• _Assignment_
Copy down all of the data underneath, exactly as shown.

• _Dataset extract_
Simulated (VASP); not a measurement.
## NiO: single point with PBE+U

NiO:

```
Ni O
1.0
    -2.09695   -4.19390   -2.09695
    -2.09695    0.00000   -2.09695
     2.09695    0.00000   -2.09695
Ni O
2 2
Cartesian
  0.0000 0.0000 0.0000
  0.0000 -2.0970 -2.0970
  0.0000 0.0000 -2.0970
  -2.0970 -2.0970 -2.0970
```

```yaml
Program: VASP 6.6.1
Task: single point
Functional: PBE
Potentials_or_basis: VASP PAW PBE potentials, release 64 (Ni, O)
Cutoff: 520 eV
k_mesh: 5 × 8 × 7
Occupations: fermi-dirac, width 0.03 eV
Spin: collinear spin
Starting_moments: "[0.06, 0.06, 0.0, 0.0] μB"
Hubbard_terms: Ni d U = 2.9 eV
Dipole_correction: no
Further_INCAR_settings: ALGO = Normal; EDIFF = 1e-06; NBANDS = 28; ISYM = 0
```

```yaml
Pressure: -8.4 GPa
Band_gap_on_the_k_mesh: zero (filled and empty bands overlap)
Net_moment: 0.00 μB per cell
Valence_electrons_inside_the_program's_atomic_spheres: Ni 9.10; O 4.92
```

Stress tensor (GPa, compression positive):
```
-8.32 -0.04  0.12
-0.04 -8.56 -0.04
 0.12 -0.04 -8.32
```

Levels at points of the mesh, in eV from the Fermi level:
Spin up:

• _Solution_
Simulated (VASP); not a measurement.
## NiO: single point with PBE+U

NiO:

```
Ni O
1.0
    -2.09695   -4.19390   -2.09695
    -2.09695    0.00000   -2.09695
     2.09695    0.00000   -2.09695
Ni O
2 2
Cartesian
  0.0000 0.0000 0.0000
  0.0000 -2.0970 -2.0970
  0.0000 0.0000 -2.0970
  -2.0970 -2.0970 -2.0970
```

```yaml
Program: VASP 6.6.1
Task: single point
Functional: PBE
Potentials_or_basis: VASP PAW PBE potentials, release 64 (Ni, O)
Cutoff: 520 eV
k_mesh: 5 × 8 × 7
Occupations: fermi-dirac, width 0.03 eV
Spin: collinear spin
Starting_moments: "[0.06, 0.06, 0.0, 0.0] μB"
Hubbard_terms: Ni d U = 2.9 eV
Dipole_correction: no
Further_INCAR_settings: ALGO = Normal; EDIFF = 1e-06; NBANDS = 28; ISYM = 0
```

```yaml
Pressure: -8.4 GPa
Band_gap_on_the_k_mesh: zero (filled and empty bands overlap)
Net_moment: 0.00 μB per cell
Valence_electrons_inside_the_program's_atomic_spheres: Ni 9.10; O 4.92
```

Stress tensor (GPa, compression positive):
```
-8.32 -0.04  0.12
-0.04 -8.56 -0.04
 0.12 -0.04 -8.32
```

Levels at points of the mesh, in eV from the Fermi level:
Spin up:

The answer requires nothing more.